• _Work task_
Go through the entries below and print, exactly, the lines starting at the one with "### The arrows" and ending at the one with "The energy map", keeping both ends and no others.

• _Provided data_
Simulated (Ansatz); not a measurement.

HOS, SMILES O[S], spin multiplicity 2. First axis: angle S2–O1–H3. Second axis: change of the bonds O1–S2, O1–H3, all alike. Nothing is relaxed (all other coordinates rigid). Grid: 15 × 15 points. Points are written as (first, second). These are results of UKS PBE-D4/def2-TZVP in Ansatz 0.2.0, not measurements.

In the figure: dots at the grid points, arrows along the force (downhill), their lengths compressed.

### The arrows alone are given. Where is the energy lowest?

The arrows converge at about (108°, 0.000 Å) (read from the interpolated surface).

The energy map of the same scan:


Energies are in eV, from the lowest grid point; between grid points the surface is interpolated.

• _Answer section_
### The arrows alone are given. Where is the energy lowest?

The arrows converge at about (108°, 0.000 Å) (read from the interpolated surface).

The energy map of the same scan:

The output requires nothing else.